......

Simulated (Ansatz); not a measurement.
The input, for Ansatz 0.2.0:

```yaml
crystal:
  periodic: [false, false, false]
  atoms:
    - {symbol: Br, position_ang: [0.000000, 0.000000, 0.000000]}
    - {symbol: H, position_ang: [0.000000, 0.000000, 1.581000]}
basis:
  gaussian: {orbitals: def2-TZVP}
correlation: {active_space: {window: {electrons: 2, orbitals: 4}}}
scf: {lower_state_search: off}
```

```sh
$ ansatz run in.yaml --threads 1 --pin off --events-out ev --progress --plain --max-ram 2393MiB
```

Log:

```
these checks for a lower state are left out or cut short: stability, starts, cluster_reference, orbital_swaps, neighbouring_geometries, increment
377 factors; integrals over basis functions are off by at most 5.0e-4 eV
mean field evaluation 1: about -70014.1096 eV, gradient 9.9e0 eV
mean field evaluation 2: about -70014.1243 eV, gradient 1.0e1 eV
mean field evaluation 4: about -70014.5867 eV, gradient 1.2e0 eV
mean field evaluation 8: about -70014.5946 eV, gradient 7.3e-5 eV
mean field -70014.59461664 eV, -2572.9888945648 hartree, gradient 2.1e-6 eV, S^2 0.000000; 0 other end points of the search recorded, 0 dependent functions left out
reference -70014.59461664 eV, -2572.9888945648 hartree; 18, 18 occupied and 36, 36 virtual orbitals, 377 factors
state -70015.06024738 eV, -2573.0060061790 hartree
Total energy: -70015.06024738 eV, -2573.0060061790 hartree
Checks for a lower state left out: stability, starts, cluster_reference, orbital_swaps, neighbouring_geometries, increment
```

......

* [WORK TASK] Write each entry out again, exactly as it reads above.

* [ANSWER SPACE]
Simulated (Ansatz); not a measurement.
The input, for Ansatz 0.2.0:

```yaml
crystal:
  periodic: [false, false, false]
  atoms:
    - {symbol: Br, position_ang: [0.000000, 0.000000, 0.000000]}
    - {symbol: H, position_ang: [0.000000, 0.000000, 1.581000]}
basis:
  gaussian: {orbitals: def2-TZVP}
correlation: {active_space: {window: {electrons: 2, orbitals: 4}}}
scf: {lower_state_search: off}
```

```sh
$ ansatz run in.yaml --threads 1 --pin off --events-out ev --progress --plain --max-ram 2393MiB
```

Log:

```
these checks for a lower state are left out or cut short: stability, starts, cluster_reference, orbital_swaps, neighbouring_geometries, increment
377 factors; integrals over basis functions are off by at most 5.0e-4 eV
mean field evaluation 1: about -70014.1096 eV, gradient 9.9e0 eV
mean field evaluation 2: about -70014.1243 eV, gradient 1.0e1 eV
mean field evaluation 4: about -70014.5867 eV, gradient 1.2e0 eV
mean field evaluation 8: about -70014.5946 eV, gradient 7.3e-5 eV
mean field -70014.59461664 eV, -2572.9888945648 hartree, gradient 2.1e-6 eV, S^2 0.000000; 0 other end points of the search recorded, 0 dependent functions left out
reference -70014.59461664 eV, -2572.9888945648 hartree; 18, 18 occupied and 36, 36 virtual orbitals, 377 factors
state -70015.06024738 eV, -2573.0060061790 hartree
Total energy: -70015.06024738 eV, -2573.0060061790 hartree
Checks for a lower state left out: stability, starts, cluster_reference, orbital_swaps, neighbouring_geometries, increment
```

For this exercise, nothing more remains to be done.